In the listing below, the answer starts at the line that has "p | 49.129 |" and stops after the line that has "The 4f shell"; please repeat that part exactly and nothing more.

(Given records Opens)
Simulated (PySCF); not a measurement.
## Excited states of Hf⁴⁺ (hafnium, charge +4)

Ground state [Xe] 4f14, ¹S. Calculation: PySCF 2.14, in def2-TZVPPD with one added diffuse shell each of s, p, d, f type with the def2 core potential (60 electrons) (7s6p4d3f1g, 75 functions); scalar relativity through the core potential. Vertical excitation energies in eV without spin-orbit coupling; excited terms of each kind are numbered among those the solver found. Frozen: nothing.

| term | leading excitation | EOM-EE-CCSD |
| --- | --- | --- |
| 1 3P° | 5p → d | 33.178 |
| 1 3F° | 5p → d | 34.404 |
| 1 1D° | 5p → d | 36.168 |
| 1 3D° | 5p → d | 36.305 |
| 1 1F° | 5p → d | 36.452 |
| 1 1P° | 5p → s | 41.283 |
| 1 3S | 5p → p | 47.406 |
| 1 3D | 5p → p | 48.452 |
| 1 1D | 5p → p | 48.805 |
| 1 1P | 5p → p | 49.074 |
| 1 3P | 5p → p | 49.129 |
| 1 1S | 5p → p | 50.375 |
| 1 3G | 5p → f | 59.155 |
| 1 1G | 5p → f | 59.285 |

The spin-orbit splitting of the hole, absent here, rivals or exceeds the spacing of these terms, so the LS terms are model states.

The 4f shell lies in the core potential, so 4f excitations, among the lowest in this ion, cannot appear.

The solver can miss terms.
(Given records Closes)

- Exercise result:
| 1 3P | 5p → p | 49.129 |
| 1 1S | 5p → p | 50.375 |
| 1 3G | 5p → f | 59.155 |
| 1 1G | 5p → f | 59.285 |

The spin-orbit splitting of the hole, absent here, rivals or exceeds the spacing of these terms, so the LS terms are model states.

The 4f shell lies in the core potential, so 4f excitations, among the lowest in this ion, cannot appear.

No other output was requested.